Work instruction: Beginning with the first line, please repeat the entries exactly and end on the line that contains "At the start: pressure".

Listed entries:
----------
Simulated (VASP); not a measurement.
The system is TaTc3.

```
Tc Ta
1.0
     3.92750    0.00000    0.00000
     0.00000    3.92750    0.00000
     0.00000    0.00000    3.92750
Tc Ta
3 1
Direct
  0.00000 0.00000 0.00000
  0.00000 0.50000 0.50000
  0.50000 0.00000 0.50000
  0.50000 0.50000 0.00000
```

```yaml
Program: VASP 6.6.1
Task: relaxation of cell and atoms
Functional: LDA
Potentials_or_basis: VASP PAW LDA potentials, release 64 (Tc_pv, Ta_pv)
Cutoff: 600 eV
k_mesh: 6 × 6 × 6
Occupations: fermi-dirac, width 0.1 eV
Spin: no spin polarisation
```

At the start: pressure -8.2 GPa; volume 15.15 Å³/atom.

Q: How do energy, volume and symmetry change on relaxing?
----------

Answer box:
Simulated (VASP); not a measurement.
The system is TaTc3.

```
Tc Ta
1.0
     3.92750    0.00000    0.00000
     0.00000    3.92750    0.00000
     0.00000    0.00000    3.92750
Tc Ta
3 1
Direct
  0.00000 0.00000 0.00000
  0.00000 0.50000 0.50000
  0.50000 0.00000 0.50000
  0.50000 0.50000 0.00000
```

```yaml
Program: VASP 6.6.1
Task: relaxation of cell and atoms
Functional: LDA
Potentials_or_basis: VASP PAW LDA potentials, release 64 (Tc_pv, Ta_pv)
Cutoff: 600 eV
k_mesh: 6 × 6 × 6
Occupations: fermi-dirac, width 0.1 eV
Spin: no spin polarisation
```

At the start: pressure -8.2 GPa; volume 15.15 Å³/atom.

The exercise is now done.